**Records supplied:**
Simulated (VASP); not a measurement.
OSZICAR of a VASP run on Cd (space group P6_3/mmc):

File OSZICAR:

**Requirement:**
Generate an exact reproduction of all entries.

**Answer section:**
Simulated (VASP); not a measurement.
OSZICAR of a VASP run on Cd (space group P6_3/mmc):

File OSZICAR:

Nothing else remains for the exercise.